§ **Assigned task**
Would you repeat exactly the part of the listing below that runs from the line containing "relaxation (meV/atom): -447" down to the line containing "the smearing closes.", inclusive, and nothing else?

§ **Entries supplied**

================================

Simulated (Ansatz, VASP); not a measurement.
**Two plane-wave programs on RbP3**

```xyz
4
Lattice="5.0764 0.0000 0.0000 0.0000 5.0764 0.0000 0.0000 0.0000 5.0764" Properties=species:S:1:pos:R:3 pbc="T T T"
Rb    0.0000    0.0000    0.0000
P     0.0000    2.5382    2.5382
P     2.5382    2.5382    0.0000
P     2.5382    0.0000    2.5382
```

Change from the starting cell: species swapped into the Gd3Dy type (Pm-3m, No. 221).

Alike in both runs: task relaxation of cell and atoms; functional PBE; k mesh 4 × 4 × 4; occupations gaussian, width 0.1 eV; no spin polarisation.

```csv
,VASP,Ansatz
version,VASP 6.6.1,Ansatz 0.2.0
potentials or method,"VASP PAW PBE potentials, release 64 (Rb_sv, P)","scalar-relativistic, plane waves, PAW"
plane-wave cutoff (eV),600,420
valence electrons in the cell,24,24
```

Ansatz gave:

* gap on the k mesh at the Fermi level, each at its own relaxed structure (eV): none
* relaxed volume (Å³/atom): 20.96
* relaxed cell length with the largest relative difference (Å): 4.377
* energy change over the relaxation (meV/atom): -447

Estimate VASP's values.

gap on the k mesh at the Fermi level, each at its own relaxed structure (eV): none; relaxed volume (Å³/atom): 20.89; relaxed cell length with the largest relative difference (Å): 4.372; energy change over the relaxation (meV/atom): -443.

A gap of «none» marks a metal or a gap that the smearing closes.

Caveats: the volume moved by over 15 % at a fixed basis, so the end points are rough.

================================

§ **Task result**
* energy change over the relaxation (meV/atom): -447

Estimate VASP's values.

gap on the k mesh at the Fermi level, each at its own relaxed structure (eV): none; relaxed volume (Å³/atom): 20.89; relaxed cell length with the largest relative difference (Å): 4.372; energy change over the relaxation (meV/atom): -443.

A gap of «none» marks a metal or a gap that the smearing closes.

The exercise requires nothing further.